* Requirement
Could you reproduce every entry that follows, exactly as shown?

##############################

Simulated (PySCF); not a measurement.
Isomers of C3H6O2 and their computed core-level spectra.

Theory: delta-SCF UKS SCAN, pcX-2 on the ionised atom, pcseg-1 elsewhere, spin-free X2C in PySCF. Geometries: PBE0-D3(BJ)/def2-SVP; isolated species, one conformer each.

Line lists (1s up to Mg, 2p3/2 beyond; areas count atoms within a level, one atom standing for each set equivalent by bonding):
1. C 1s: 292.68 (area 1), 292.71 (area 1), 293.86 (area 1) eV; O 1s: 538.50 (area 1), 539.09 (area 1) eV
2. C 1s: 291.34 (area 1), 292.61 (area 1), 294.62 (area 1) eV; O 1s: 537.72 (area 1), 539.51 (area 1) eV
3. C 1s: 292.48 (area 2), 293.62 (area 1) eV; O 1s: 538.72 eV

##############################

* Written response
Simulated (PySCF); not a measurement.
Isomers of C3H6O2 and their computed core-level spectra.

Theory: delta-SCF UKS SCAN, pcX-2 on the ionised atom, pcseg-1 elsewhere, spin-free X2C in PySCF. Geometries: PBE0-D3(BJ)/def2-SVP; isolated species, one conformer each.

Line lists (1s up to Mg, 2p3/2 beyond; areas count atoms within a level, one atom standing for each set equivalent by bonding):
1. C 1s: 292.68 (area 1), 292.71 (area 1), 293.86 (area 1) eV; O 1s: 538.50 (area 1), 539.09 (area 1) eV
2. C 1s: 291.34 (area 1), 292.61 (area 1), 294.62 (area 1) eV; O 1s: 537.72 (area 1), 539.51 (area 1) eV
3. C 1s: 292.48 (area 2), 293.62 (area 1) eV; O 1s: 538.72 eV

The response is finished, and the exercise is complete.